=====
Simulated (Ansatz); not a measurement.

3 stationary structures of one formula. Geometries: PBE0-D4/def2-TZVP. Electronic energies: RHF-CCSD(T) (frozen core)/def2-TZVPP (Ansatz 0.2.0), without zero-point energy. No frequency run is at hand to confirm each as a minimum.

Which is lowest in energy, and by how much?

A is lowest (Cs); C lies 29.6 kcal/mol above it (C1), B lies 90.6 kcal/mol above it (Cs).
=====

Work order: From the first line of the records to the line containing "Which is lowest in energy, and by how much?", inclusive, transcribe everything exactly and leave out the rest.

Response:
Simulated (Ansatz); not a measurement.

3 stationary structures of one formula. Geometries: PBE0-D4/def2-TZVP. Electronic energies: RHF-CCSD(T) (frozen core)/def2-TZVPP (Ansatz 0.2.0), without zero-point energy. No frequency run is at hand to confirm each as a minimum.

Which is lowest in energy, and by how much?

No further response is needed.